___

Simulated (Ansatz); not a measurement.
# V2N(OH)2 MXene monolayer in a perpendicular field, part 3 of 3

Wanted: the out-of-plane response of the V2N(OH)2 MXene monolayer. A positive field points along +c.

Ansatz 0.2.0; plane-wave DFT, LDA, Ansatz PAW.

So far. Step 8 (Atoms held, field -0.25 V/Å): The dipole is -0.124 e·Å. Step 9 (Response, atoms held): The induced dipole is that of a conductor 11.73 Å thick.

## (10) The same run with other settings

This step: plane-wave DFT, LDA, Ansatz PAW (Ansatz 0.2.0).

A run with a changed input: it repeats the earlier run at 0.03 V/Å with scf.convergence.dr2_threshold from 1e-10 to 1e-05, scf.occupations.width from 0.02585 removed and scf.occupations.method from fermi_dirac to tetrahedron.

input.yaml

___

Work request:
Give the exact lines, and only those, from the line containing "Wanted: the out-of-plane" through the line containing "A run with a" in the entries above.

Response box:
Wanted: the out-of-plane response of the V2N(OH)2 MXene monolayer. A positive field points along +c.

Ansatz 0.2.0; plane-wave DFT, LDA, Ansatz PAW.

So far. Step 8 (Atoms held, field -0.25 V/Å): The dipole is -0.124 e·Å. Step 9 (Response, atoms held): The induced dipole is that of a conductor 11.73 Å thick.

## (10) The same run with other settings

This step: plane-wave DFT, LDA, Ansatz PAW (Ansatz 0.2.0).

A run with a changed input: it repeats the earlier run at 0.03 V/Å with scf.convergence.dr2_threshold from 1e-10 to 1e-05, scf.occupations.width from 0.02585 removed and scf.occupations.method from fermi_dirac to tetrahedron.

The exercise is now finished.